DATA FOR ANALYSIS:
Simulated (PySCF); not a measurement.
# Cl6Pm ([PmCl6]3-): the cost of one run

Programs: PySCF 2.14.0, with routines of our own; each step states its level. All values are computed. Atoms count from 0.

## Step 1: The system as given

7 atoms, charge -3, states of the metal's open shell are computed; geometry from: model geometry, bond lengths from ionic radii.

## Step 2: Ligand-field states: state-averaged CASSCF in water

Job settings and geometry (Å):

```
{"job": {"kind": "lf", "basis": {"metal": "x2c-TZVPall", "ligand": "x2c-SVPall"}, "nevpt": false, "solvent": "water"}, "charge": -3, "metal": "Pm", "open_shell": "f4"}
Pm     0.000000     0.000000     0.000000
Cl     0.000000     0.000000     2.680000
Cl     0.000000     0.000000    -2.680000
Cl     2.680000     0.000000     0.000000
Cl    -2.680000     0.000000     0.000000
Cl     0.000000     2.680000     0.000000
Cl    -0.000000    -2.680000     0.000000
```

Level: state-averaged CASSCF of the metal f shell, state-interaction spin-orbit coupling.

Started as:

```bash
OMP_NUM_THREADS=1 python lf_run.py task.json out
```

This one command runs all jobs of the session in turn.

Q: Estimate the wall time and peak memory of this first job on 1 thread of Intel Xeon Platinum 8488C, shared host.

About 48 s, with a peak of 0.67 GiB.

WORK REQUEST:
All of the data needs to be repeated exactly.

EXERCISE ANSWER:
Simulated (PySCF); not a measurement.
# Cl6Pm ([PmCl6]3-): the cost of one run

Programs: PySCF 2.14.0, with routines of our own; each step states its level. All values are computed. Atoms count from 0.

## Step 1: The system as given

7 atoms, charge -3, states of the metal's open shell are computed; geometry from: model geometry, bond lengths from ionic radii.

## Step 2: Ligand-field states: state-averaged CASSCF in water

Job settings and geometry (Å):

```
{"job": {"kind": "lf", "basis": {"metal": "x2c-TZVPall", "ligand": "x2c-SVPall"}, "nevpt": false, "solvent": "water"}, "charge": -3, "metal": "Pm", "open_shell": "f4"}
Pm     0.000000     0.000000     0.000000
Cl     0.000000     0.000000     2.680000
Cl     0.000000     0.000000    -2.680000
Cl     2.680000     0.000000     0.000000
Cl    -2.680000     0.000000     0.000000
Cl     0.000000     2.680000     0.000000
Cl    -0.000000    -2.680000     0.000000
```

Level: state-averaged CASSCF of the metal f shell, state-interaction spin-orbit coupling.

Started as:

```bash
OMP_NUM_THREADS=1 python lf_run.py task.json out
```

This one command runs all jobs of the session in turn.

Q: Estimate the wall time and peak memory of this first job on 1 thread of Intel Xeon Platinum 8488C, shared host.

About 48 s, with a peak of 0.67 GiB.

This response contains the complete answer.